### WORK ORDER:
Give back every line of the data, transcribed exactly.

### EXTRACTED ENTRIES:
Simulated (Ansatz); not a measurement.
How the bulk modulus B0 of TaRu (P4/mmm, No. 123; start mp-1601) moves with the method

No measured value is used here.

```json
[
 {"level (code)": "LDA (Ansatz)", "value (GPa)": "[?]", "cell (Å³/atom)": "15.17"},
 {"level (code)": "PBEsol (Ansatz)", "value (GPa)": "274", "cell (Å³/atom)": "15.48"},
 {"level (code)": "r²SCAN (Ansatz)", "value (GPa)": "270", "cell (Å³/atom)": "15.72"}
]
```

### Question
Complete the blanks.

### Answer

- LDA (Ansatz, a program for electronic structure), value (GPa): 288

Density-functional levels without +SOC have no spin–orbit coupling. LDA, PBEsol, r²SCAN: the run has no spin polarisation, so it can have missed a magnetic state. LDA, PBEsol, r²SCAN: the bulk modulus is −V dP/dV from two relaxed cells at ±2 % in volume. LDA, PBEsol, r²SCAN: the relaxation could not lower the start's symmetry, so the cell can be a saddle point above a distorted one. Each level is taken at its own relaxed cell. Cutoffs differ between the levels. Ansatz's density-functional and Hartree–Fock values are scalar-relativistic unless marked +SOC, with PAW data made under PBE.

### TASK RESPONSE:
Simulated (Ansatz); not a measurement.
How the bulk modulus B0 of TaRu (P4/mmm, No. 123; start mp-1601) moves with the method

No measured value is used here.

```json
[
 {"level (code)": "LDA (Ansatz)", "value (GPa)": "[?]", "cell (Å³/atom)": "15.17"},
 {"level (code)": "PBEsol (Ansatz)", "value (GPa)": "274", "cell (Å³/atom)": "15.48"},
 {"level (code)": "r²SCAN (Ansatz)", "value (GPa)": "270", "cell (Å³/atom)": "15.72"}
]
```

### Question
Complete the blanks.

### Answer

- LDA (Ansatz, a program for electronic structure), value (GPa): 288

Density-functional levels without +SOC have no spin–orbit coupling. LDA, PBEsol, r²SCAN: the run has no spin polarisation, so it can have missed a magnetic state. LDA, PBEsol, r²SCAN: the bulk modulus is −V dP/dV from two relaxed cells at ±2 % in volume. LDA, PBEsol, r²SCAN: the relaxation could not lower the start's symmetry, so the cell can be a saddle point above a distorted one. Each level is taken at its own relaxed cell. Cutoffs differ between the levels. Ansatz's density-functional and Hartree–Fock values are scalar-relativistic unless marked +SOC, with PAW data made under PBE.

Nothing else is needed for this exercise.